■ WORK TASK:
Below is a listing; reproduce each line of it exactly.

■ DATASET EXCERPTS:
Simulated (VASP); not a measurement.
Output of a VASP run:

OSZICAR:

■ TASK ANSWER:
Simulated (VASP); not a measurement.
Output of a VASP run:

OSZICAR:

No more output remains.